WORK TASK:
The response should consist of the records, reproduced exactly.

INFORMATION GIVEN:

━━━

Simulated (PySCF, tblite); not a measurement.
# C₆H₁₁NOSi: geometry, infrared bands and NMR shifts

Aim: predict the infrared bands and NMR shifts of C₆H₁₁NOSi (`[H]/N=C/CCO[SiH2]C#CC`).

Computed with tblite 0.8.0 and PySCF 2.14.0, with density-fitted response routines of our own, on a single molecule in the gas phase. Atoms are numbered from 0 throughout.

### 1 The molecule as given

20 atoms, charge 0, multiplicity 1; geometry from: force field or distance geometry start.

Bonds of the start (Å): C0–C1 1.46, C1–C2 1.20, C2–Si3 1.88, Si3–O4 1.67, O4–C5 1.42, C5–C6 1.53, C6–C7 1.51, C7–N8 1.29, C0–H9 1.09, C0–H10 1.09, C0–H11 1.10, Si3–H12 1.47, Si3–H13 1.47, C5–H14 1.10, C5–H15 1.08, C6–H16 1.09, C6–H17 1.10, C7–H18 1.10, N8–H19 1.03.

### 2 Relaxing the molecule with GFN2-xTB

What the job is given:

━━━

ANSWER SECTION:
Simulated (PySCF, tblite); not a measurement.
# C₆H₁₁NOSi: geometry, infrared bands and NMR shifts

Aim: predict the infrared bands and NMR shifts of C₆H₁₁NOSi (`[H]/N=C/CCO[SiH2]C#CC`).

Computed with tblite 0.8.0 and PySCF 2.14.0, with density-fitted response routines of our own, on a single molecule in the gas phase. Atoms are numbered from 0 throughout.

### 1 The molecule as given

20 atoms, charge 0, multiplicity 1; geometry from: force field or distance geometry start.

Bonds of the start (Å): C0–C1 1.46, C1–C2 1.20, C2–Si3 1.88, Si3–O4 1.67, O4–C5 1.42, C5–C6 1.53, C6–C7 1.51, C7–N8 1.29, C0–H9 1.09, C0–H10 1.09, C0–H11 1.10, Si3–H12 1.47, Si3–H13 1.47, C5–H14 1.10, C5–H15 1.08, C6–H16 1.09, C6–H17 1.10, C7–H18 1.10, N8–H19 1.03.

### 2 Relaxing the molecule with GFN2-xTB

What the job is given:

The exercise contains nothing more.